▶ _ASSIGNED TASK_
From the entries below, please output exactly the lines starting at the one containing "Nosé–Hoover chain |" and ending at the one containing "chain length 1 |", both included.

▶ _EXTRACTED DATA_
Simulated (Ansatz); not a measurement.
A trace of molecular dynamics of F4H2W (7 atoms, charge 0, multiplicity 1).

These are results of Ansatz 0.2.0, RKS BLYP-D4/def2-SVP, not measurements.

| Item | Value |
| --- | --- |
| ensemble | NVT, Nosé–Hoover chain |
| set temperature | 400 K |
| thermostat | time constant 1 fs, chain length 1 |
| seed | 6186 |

▶ _RESULT_
| ensemble | NVT, Nosé–Hoover chain |
| set temperature | 400 K |
| thermostat | time constant 1 fs, chain length 1 |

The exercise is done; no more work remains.